* _Material provided_:
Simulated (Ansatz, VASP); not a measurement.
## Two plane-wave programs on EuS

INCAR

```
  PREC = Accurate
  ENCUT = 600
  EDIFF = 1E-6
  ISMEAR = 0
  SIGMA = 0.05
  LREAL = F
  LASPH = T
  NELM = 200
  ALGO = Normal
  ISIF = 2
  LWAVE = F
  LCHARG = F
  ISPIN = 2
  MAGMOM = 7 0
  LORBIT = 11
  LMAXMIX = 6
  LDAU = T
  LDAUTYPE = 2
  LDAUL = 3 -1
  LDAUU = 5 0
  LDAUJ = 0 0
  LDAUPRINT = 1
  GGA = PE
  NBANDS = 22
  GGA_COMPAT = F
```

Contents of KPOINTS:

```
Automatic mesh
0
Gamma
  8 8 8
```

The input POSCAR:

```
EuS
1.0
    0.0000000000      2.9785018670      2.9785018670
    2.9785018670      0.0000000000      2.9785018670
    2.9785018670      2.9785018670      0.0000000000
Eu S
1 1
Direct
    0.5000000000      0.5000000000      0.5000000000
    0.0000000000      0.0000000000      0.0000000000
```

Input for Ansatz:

* _Work item_:
Reproduce every line above, keeping each word exactly as it appears.

* _Response area_:
Simulated (Ansatz, VASP); not a measurement.
## Two plane-wave programs on EuS

INCAR

```
  PREC = Accurate
  ENCUT = 600
  EDIFF = 1E-6
  ISMEAR = 0
  SIGMA = 0.05
  LREAL = F
  LASPH = T
  NELM = 200
  ALGO = Normal
  ISIF = 2
  LWAVE = F
  LCHARG = F
  ISPIN = 2
  MAGMOM = 7 0
  LORBIT = 11
  LMAXMIX = 6
  LDAU = T
  LDAUTYPE = 2
  LDAUL = 3 -1
  LDAUU = 5 0
  LDAUJ = 0 0
  LDAUPRINT = 1
  GGA = PE
  NBANDS = 22
  GGA_COMPAT = F
```

Contents of KPOINTS:

```
Automatic mesh
0
Gamma
  8 8 8
```

The input POSCAR:

```
EuS
1.0
    0.0000000000      2.9785018670      2.9785018670
    2.9785018670      0.0000000000      2.9785018670
    2.9785018670      2.9785018670      0.0000000000
Eu S
1 1
Direct
    0.5000000000      0.5000000000      0.5000000000
    0.0000000000      0.0000000000      0.0000000000
```

Input for Ansatz:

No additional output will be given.